▶ **SUPPLIED DATA**

+---+

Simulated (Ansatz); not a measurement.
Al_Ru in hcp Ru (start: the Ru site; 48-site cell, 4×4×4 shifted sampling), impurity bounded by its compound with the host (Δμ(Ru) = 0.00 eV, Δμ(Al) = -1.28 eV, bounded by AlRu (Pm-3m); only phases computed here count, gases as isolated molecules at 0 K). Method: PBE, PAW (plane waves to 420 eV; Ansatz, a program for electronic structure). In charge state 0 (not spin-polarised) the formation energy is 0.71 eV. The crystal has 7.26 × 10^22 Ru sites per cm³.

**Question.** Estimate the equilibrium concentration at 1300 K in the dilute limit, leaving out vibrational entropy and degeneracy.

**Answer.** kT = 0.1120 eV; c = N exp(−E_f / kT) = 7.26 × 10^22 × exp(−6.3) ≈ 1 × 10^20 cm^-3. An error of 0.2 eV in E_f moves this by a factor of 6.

+---+

▶ **WORK ORDER**
Go to the line in the material above that contains "Al_Ru in hcp" and copy exactly from there through the line that contains "entropy and degeneracy.", stopping after it.

▶ **RESPONSE**
Al_Ru in hcp Ru (start: the Ru site; 48-site cell, 4×4×4 shifted sampling), impurity bounded by its compound with the host (Δμ(Ru) = 0.00 eV, Δμ(Al) = -1.28 eV, bounded by AlRu (Pm-3m); only phases computed here count, gases as isolated molecules at 0 K). Method: PBE, PAW (plane waves to 420 eV; Ansatz, a program for electronic structure). In charge state 0 (not spin-polarised) the formation energy is 0.71 eV. The crystal has 7.26 × 10^22 Ru sites per cm³.

**Question.** Estimate the equilibrium concentration at 1300 K in the dilute limit, leaving out vibrational entropy and degeneracy.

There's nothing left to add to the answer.